• Supplied information:
--
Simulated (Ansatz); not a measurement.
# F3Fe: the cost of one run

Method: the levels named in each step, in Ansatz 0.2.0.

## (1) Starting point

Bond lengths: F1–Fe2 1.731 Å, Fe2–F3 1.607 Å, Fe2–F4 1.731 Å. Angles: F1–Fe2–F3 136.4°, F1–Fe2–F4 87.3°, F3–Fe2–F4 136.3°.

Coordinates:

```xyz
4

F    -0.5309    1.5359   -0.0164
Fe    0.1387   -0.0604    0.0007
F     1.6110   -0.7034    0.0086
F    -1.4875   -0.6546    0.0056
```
--

• Action item: Once you have read the records above, write them out again exactly.

• Written answer:
Simulated (Ansatz); not a measurement.
# F3Fe: the cost of one run

Method: the levels named in each step, in Ansatz 0.2.0.

## (1) Starting point

Bond lengths: F1–Fe2 1.731 Å, Fe2–F3 1.607 Å, Fe2–F4 1.731 Å. Angles: F1–Fe2–F3 136.4°, F1–Fe2–F4 87.3°, F3–Fe2–F4 136.3°.

Coordinates:

```xyz
4

F    -0.5309    1.5359   -0.0164
Fe    0.1387   -0.0604    0.0007
F     1.6110   -0.7034    0.0086
F    -1.4875   -0.6546    0.0056
```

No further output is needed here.